## WORK TASK
The lines to extract run from the first line of the entries through the line that contains "These are PBE"; reproduce exactly those lines and no others.

## RECORD SET
● ● ● ● ● ● ●
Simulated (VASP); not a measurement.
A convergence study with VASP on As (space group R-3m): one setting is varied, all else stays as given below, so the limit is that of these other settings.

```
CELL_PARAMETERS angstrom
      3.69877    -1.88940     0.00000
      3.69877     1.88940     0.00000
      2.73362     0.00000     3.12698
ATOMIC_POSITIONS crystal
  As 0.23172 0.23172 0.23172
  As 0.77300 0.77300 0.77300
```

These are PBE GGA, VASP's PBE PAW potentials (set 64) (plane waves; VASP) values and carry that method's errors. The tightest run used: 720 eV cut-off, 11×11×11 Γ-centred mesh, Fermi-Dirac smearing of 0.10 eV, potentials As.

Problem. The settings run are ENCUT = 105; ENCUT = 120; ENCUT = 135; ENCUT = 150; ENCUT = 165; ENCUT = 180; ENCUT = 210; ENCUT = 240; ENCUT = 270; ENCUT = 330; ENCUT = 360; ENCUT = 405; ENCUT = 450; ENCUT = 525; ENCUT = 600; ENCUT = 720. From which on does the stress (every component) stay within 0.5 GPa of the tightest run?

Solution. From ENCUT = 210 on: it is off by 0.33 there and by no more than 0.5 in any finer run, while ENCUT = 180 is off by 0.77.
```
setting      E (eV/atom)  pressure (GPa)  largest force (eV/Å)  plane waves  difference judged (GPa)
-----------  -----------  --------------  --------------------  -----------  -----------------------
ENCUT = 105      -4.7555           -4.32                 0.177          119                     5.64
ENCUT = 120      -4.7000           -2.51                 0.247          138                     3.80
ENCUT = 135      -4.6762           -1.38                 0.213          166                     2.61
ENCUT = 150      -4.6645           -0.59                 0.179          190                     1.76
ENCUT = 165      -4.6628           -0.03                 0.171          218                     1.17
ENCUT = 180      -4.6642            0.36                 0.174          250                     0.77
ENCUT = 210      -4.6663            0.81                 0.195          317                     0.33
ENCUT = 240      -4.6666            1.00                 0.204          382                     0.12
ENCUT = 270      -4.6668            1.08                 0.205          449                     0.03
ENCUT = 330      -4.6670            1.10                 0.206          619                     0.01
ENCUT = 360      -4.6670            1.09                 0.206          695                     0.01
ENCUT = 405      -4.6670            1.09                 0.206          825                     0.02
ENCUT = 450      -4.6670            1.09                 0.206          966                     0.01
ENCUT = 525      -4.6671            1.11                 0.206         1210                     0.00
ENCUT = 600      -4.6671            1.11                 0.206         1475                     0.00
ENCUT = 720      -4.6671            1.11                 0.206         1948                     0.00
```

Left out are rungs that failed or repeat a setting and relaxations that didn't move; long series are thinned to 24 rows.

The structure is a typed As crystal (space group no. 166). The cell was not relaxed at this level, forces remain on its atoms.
● ● ● ● ● ● ●

## WRITTEN RESPONSE
Simulated (VASP); not a measurement.
A convergence study with VASP on As (space group R-3m): one setting is varied, all else stays as given below, so the limit is that of these other settings.

```
CELL_PARAMETERS angstrom
      3.69877    -1.88940     0.00000
      3.69877     1.88940     0.00000
      2.73362     0.00000     3.12698
ATOMIC_POSITIONS crystal
  As 0.23172 0.23172 0.23172
  As 0.77300 0.77300 0.77300
```

These are PBE GGA, VASP's PBE PAW potentials (set 64) (plane waves; VASP) values and carry that method's errors. The tightest run used: 720 eV cut-off, 11×11×11 Γ-centred mesh, Fermi-Dirac smearing of 0.10 eV, potentials As.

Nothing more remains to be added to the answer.